| Action item |
Copy out all of the entries, keeping every word the same.

| Supplied data |
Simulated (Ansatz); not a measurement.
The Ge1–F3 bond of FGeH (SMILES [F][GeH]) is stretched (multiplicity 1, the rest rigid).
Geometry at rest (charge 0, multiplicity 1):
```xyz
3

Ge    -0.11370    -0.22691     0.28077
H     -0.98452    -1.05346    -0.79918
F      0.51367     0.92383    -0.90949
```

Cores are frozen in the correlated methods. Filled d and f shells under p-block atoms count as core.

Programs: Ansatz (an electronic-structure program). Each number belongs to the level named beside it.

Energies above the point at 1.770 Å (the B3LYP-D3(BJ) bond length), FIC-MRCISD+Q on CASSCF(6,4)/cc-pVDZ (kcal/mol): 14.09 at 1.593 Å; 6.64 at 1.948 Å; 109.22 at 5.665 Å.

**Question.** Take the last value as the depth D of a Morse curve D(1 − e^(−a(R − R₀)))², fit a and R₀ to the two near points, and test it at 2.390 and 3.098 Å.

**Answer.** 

| Response |
Simulated (Ansatz); not a measurement.
The Ge1–F3 bond of FGeH (SMILES [F][GeH]) is stretched (multiplicity 1, the rest rigid).
Geometry at rest (charge 0, multiplicity 1):
```xyz
3

Ge    -0.11370    -0.22691     0.28077
H     -0.98452    -1.05346    -0.79918
F      0.51367     0.92383    -0.90949
```

Cores are frozen in the correlated methods. Filled d and f shells under p-block atoms count as core.

Programs: Ansatz (an electronic-structure program). Each number belongs to the level named beside it.

Energies above the point at 1.770 Å (the B3LYP-D3(BJ) bond length), FIC-MRCISD+Q on CASSCF(6,4)/cc-pVDZ (kcal/mol): 14.09 at 1.593 Å; 6.64 at 1.948 Å; 109.22 at 5.665 Å.

**Question.** Take the last value as the depth D of a Morse curve D(1 − e^(−a(R − R₀)))², fit a and R₀ to the two near points, and test it at 2.390 and 3.098 Å.

**Answer.** 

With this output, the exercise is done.